§ **Information**
* * * * * * *
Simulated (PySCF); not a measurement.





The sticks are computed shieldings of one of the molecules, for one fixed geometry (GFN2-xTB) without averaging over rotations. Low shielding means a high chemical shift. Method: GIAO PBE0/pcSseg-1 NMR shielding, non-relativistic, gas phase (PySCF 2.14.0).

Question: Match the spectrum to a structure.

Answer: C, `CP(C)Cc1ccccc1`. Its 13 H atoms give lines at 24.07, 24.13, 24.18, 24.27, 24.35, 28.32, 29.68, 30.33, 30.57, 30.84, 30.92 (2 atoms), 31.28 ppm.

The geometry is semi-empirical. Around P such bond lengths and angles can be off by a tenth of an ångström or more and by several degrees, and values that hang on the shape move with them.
* * * * * * *

§ **Brief**
All that is needed is the opening run of the data, given again exactly: please include every line from the first through the line with "atoms), 31.28 ppm.", both ends kept.

§ **Exercise answer**
Simulated (PySCF); not a measurement.





The sticks are computed shieldings of one of the molecules, for one fixed geometry (GFN2-xTB) without averaging over rotations. Low shielding means a high chemical shift. Method: GIAO PBE0/pcSseg-1 NMR shielding, non-relativistic, gas phase (PySCF 2.14.0).

Question: Match the spectrum to a structure.

Answer: C, `CP(C)Cc1ccccc1`. Its 13 H atoms give lines at 24.07, 24.13, 24.18, 24.27, 24.35, 28.32, 29.68, 30.33, 30.57, 30.84, 30.92 (2 atoms), 31.28 ppm.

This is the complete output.